------------

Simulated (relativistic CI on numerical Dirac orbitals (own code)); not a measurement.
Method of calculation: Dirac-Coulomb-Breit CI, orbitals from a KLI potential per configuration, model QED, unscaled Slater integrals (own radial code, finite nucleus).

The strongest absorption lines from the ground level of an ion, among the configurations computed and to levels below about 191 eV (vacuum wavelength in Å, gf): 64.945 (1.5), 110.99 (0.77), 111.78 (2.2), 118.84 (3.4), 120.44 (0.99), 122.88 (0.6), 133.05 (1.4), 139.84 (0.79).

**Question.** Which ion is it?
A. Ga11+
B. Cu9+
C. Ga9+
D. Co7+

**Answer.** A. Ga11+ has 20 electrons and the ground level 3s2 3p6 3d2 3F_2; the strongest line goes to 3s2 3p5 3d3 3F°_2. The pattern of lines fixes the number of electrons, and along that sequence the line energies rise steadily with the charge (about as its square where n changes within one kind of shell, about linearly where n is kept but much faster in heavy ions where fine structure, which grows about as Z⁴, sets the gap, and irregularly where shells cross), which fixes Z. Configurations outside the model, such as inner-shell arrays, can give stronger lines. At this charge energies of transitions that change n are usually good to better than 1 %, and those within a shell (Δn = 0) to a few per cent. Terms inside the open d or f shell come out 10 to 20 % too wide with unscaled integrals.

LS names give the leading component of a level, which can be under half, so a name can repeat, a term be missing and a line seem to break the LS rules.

------------

Required action
Begin at the top of the records above and quote each line exactly, ending with the line that contains "with unscaled integrals.".

Expected answer
Simulated (relativistic CI on numerical Dirac orbitals (own code)); not a measurement.
Method of calculation: Dirac-Coulomb-Breit CI, orbitals from a KLI potential per configuration, model QED, unscaled Slater integrals (own radial code, finite nucleus).

The strongest absorption lines from the ground level of an ion, among the configurations computed and to levels below about 191 eV (vacuum wavelength in Å, gf): 64.945 (1.5), 110.99 (0.77), 111.78 (2.2), 118.84 (3.4), 120.44 (0.99), 122.88 (0.6), 133.05 (1.4), 139.84 (0.79).

**Question.** Which ion is it?
A. Ga11+
B. Cu9+
C. Ga9+
D. Co7+

**Answer.** A. Ga11+ has 20 electrons and the ground level 3s2 3p6 3d2 3F_2; the strongest line goes to 3s2 3p5 3d3 3F°_2. The pattern of lines fixes the number of electrons, and along that sequence the line energies rise steadily with the charge (about as its square where n changes within one kind of shell, about linearly where n is kept but much faster in heavy ions where fine structure, which grows about as Z⁴, sets the gap, and irregularly where shells cross), which fixes Z. Configurations outside the model, such as inner-shell arrays, can give stronger lines. At this charge energies of transitions that change n are usually good to better than 1 %, and those within a shell (Δn = 0) to a few per cent. Terms inside the open d or f shell come out 10 to 20 % too wide with unscaled integrals.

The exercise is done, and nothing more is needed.